### REQUIREMENT
Extract, unchanged, each line of the listing below from its first line through the line that contains "atoms displaced) (calculated)", inclusive, and nothing else.

- - - - -

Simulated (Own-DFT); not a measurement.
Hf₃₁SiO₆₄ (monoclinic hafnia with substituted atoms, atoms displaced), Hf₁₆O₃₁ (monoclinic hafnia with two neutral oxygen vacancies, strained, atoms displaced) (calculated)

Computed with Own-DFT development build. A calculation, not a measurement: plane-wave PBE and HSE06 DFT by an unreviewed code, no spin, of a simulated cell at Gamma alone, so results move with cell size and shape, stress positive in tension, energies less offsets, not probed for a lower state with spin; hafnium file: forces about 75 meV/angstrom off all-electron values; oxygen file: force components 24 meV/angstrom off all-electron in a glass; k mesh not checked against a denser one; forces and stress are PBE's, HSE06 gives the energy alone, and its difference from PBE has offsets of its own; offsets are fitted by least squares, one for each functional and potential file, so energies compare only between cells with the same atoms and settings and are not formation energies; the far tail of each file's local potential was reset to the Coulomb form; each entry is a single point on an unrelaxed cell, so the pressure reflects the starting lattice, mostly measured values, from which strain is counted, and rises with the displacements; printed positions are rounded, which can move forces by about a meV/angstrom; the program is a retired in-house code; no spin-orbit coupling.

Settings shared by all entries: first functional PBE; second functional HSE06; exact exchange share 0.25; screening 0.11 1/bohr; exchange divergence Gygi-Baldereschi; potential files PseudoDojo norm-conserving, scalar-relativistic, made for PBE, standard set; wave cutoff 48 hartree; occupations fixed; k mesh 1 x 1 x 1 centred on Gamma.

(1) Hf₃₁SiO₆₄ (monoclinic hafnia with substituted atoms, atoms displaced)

- - - - -

### REPLY
Simulated (Own-DFT); not a measurement.
Hf₃₁SiO₆₄ (monoclinic hafnia with substituted atoms, atoms displaced), Hf₁₆O₃₁ (monoclinic hafnia with two neutral oxygen vacancies, strained, atoms displaced) (calculated)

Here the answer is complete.